= = =
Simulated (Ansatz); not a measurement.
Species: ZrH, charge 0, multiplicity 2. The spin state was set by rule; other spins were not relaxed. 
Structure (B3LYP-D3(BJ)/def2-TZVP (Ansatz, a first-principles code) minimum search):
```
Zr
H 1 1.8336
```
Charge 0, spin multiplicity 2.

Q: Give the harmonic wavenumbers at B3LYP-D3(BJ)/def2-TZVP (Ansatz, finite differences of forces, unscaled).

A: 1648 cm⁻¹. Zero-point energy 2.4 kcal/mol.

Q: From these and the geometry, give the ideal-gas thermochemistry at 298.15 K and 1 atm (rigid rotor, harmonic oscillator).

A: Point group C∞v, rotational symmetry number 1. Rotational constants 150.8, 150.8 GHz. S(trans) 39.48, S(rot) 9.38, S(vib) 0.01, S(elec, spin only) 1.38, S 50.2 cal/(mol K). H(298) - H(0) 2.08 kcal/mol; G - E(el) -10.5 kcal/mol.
= = =

__Activity__. Set out the complete listing exactly as shown.

__Answer area__.
Simulated (Ansatz); not a measurement.
Species: ZrH, charge 0, multiplicity 2. The spin state was set by rule; other spins were not relaxed. 
Structure (B3LYP-D3(BJ)/def2-TZVP (Ansatz, a first-principles code) minimum search):
```
Zr
H 1 1.8336
```
Charge 0, spin multiplicity 2.

Q: Give the harmonic wavenumbers at B3LYP-D3(BJ)/def2-TZVP (Ansatz, finite differences of forces, unscaled).

A: 1648 cm⁻¹. Zero-point energy 2.4 kcal/mol.

Q: From these and the geometry, give the ideal-gas thermochemistry at 298.15 K and 1 atm (rigid rotor, harmonic oscillator).

A: Point group C∞v, rotational symmetry number 1. Rotational constants 150.8, 150.8 GHz. S(trans) 39.48, S(rot) 9.38, S(vib) 0.01, S(elec, spin only) 1.38, S 50.2 cal/(mol K). H(298) - H(0) 2.08 kcal/mol; G - E(el) -10.5 kcal/mol.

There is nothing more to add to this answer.